Data records:
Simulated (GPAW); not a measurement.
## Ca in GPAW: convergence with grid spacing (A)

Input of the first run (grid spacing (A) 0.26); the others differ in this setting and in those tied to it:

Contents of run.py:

Exercise: Since the material above must be kept intact, output it exactly as it is.

Response:
Simulated (GPAW); not a measurement.
## Ca in GPAW: convergence with grid spacing (A)

Input of the first run (grid spacing (A) 0.26); the others differ in this setting and in those tied to it:

Contents of run.py:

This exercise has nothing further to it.